[Data]:

+--

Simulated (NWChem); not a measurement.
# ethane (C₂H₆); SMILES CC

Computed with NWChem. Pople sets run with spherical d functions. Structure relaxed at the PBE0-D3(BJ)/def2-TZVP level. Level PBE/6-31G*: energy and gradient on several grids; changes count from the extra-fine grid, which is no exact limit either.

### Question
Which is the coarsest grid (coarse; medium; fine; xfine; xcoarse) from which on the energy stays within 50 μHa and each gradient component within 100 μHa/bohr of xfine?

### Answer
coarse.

+--

[Work instruction]:
Reproduce all of the entries above verbatim.

[Written response]:
Simulated (NWChem); not a measurement.
# ethane (C₂H₆); SMILES CC

Computed with NWChem. Pople sets run with spherical d functions. Structure relaxed at the PBE0-D3(BJ)/def2-TZVP level. Level PBE/6-31G*: energy and gradient on several grids; changes count from the extra-fine grid, which is no exact limit either.

### Question
Which is the coarsest grid (coarse; medium; fine; xfine; xcoarse) from which on the energy stays within 50 μHa and each gradient component within 100 μHa/bohr of xfine?

### Answer
coarse.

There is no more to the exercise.